◆ **Task item**: Please write out, exactly, every line of the listing from its first line through the one that includes "A k mesh can".

◆ **The data**:
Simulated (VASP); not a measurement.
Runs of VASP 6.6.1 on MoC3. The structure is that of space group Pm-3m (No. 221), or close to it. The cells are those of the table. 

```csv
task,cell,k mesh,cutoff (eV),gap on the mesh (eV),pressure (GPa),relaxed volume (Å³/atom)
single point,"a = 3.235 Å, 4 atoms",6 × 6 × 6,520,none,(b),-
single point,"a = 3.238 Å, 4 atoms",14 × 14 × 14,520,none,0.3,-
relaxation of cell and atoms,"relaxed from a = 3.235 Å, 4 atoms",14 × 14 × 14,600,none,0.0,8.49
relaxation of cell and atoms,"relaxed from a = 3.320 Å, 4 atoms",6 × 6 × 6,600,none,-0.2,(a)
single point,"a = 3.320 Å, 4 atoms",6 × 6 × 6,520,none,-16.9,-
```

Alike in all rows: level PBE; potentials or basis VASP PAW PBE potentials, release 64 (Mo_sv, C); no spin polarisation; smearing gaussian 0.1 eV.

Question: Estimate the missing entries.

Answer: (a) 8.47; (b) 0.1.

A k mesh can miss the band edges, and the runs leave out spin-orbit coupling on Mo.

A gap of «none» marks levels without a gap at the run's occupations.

◆ **Problem solution**:
Simulated (VASP); not a measurement.
Runs of VASP 6.6.1 on MoC3. The structure is that of space group Pm-3m (No. 221), or close to it. The cells are those of the table. 

```csv
task,cell,k mesh,cutoff (eV),gap on the mesh (eV),pressure (GPa),relaxed volume (Å³/atom)
single point,"a = 3.235 Å, 4 atoms",6 × 6 × 6,520,none,(b),-
single point,"a = 3.238 Å, 4 atoms",14 × 14 × 14,520,none,0.3,-
relaxation of cell and atoms,"relaxed from a = 3.235 Å, 4 atoms",14 × 14 × 14,600,none,0.0,8.49
relaxation of cell and atoms,"relaxed from a = 3.320 Å, 4 atoms",6 × 6 × 6,600,none,-0.2,(a)
single point,"a = 3.320 Å, 4 atoms",6 × 6 × 6,520,none,-16.9,-
```

Alike in all rows: level PBE; potentials or basis VASP PAW PBE potentials, release 64 (Mo_sv, C); no spin polarisation; smearing gaussian 0.1 eV.

Question: Estimate the missing entries.

Answer: (a) 8.47; (b) 0.1.

A k mesh can miss the band edges, and the runs leave out spin-orbit coupling on Mo.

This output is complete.